_Required action_. Go to the line containing "A perfectly stirred" in the records below and print it and every following line exactly, on through the line containing "Detailed kinetics in", then stop.

··· Exercise data

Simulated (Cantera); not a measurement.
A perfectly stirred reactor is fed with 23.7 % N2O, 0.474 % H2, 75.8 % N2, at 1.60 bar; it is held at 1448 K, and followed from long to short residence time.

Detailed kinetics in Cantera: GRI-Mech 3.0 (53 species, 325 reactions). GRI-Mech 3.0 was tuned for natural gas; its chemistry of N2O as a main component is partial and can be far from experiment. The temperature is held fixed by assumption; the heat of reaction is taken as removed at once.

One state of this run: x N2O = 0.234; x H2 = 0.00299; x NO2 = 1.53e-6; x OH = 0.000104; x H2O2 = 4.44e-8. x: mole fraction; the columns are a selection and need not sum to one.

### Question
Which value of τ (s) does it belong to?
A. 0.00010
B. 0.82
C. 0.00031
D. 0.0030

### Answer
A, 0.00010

······

_Exercise answer_.
A perfectly stirred reactor is fed with 23.7 % N2O, 0.474 % H2, 75.8 % N2, at 1.60 bar; it is held at 1448 K, and followed from long to short residence time.

Detailed kinetics in Cantera: GRI-Mech 3.0 (53 species, 325 reactions). GRI-Mech 3.0 was tuned for natural gas; its chemistry of N2O as a main component is partial and can be far from experiment. The temperature is held fixed by assumption; the heat of reaction is taken as removed at once.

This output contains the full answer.